# [BRIEF]
Give back, word for word, the lines in the listing below from the one holding "Excitations are Tamm–Dancoff" down to the one holding "Bonds (Å): Cl1–Ga2", both ends included.

::: DATA EXTRACT :::

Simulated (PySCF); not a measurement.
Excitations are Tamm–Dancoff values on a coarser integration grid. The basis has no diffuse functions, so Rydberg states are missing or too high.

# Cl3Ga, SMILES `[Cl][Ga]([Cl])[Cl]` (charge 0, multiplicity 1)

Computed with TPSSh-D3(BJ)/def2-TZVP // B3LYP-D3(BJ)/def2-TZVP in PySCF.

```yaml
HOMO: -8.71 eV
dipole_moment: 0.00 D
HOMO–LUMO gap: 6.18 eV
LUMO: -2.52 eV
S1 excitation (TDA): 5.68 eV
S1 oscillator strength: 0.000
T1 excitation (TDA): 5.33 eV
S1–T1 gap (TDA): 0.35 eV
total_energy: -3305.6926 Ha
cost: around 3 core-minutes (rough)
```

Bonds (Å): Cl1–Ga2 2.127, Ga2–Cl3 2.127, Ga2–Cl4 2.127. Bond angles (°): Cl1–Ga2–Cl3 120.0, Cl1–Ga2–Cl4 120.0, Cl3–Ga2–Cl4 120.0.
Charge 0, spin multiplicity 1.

:::

# [WRITTEN RESPONSE]
Excitations are Tamm–Dancoff values on a coarser integration grid. The basis has no diffuse functions, so Rydberg states are missing or too high.

# Cl3Ga, SMILES `[Cl][Ga]([Cl])[Cl]` (charge 0, multiplicity 1)

Computed with TPSSh-D3(BJ)/def2-TZVP // B3LYP-D3(BJ)/def2-TZVP in PySCF.

```yaml
HOMO: -8.71 eV
dipole_moment: 0.00 D
HOMO–LUMO gap: 6.18 eV
LUMO: -2.52 eV
S1 excitation (TDA): 5.68 eV
S1 oscillator strength: 0.000
T1 excitation (TDA): 5.33 eV
S1–T1 gap (TDA): 0.35 eV
total_energy: -3305.6926 Ha
cost: around 3 core-minutes (rough)
```

Bonds (Å): Cl1–Ga2 2.127, Ga2–Cl3 2.127, Ga2–Cl4 2.127. Bond angles (°): Cl1–Ga2–Cl3 120.0, Cl1–Ga2–Cl4 120.0, Cl3–Ga2–Cl4 120.0.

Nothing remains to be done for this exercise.